*Assigned task*:
Up to and including the line with "Stability and thermal", restate the material below word for word, beginning with its first line.

*Provided material*:
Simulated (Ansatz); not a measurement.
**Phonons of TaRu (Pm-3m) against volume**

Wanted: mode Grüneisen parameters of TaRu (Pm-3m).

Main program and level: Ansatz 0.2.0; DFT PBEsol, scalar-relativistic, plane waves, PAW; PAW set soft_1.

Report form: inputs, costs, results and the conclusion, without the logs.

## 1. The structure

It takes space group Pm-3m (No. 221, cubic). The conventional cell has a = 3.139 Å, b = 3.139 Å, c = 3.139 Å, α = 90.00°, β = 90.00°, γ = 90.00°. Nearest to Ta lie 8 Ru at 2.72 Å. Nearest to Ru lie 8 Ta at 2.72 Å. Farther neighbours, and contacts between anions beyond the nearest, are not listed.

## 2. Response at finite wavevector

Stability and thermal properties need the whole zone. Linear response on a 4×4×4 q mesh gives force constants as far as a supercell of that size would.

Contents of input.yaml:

*Task result*:
Simulated (Ansatz); not a measurement.
**Phonons of TaRu (Pm-3m) against volume**

Wanted: mode Grüneisen parameters of TaRu (Pm-3m).

Main program and level: Ansatz 0.2.0; DFT PBEsol, scalar-relativistic, plane waves, PAW; PAW set soft_1.

Report form: inputs, costs, results and the conclusion, without the logs.

## 1. The structure

It takes space group Pm-3m (No. 221, cubic). The conventional cell has a = 3.139 Å, b = 3.139 Å, c = 3.139 Å, α = 90.00°, β = 90.00°, γ = 90.00°. Nearest to Ta lie 8 Ru at 2.72 Å. Nearest to Ru lie 8 Ta at 2.72 Å. Farther neighbours, and contacts between anions beyond the nearest, are not listed.

## 2. Response at finite wavevector

Stability and thermal properties need the whole zone. Linear response on a 4×4×4 q mesh gives force constants as far as a supercell of that size would.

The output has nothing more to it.